* Work task
Exactly the lines below from the one with "Q: Work out the formation enthalpy per atom." up to and including the one with "The PAW data were made under PBE." make up the answer, with nothing else added.

* Extracted information
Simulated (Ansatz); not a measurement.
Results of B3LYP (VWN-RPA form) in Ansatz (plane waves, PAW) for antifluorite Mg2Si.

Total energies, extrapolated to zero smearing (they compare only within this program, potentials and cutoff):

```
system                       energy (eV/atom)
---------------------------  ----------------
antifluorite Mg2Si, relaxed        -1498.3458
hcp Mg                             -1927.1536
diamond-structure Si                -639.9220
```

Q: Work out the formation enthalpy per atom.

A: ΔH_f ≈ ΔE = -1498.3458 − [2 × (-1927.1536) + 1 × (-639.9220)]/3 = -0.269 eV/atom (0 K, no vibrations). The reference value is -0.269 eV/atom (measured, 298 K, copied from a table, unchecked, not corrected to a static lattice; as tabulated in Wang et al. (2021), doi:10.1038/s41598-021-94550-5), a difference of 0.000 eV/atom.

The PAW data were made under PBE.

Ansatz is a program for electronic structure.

* Answer area
Q: Work out the formation enthalpy per atom.

A: ΔH_f ≈ ΔE = -1498.3458 − [2 × (-1927.1536) + 1 × (-639.9220)]/3 = -0.269 eV/atom (0 K, no vibrations). The reference value is -0.269 eV/atom (measured, 298 K, copied from a table, unchecked, not corrected to a static lattice; as tabulated in Wang et al. (2021), doi:10.1038/s41598-021-94550-5), a difference of 0.000 eV/atom.

The PAW data were made under PBE.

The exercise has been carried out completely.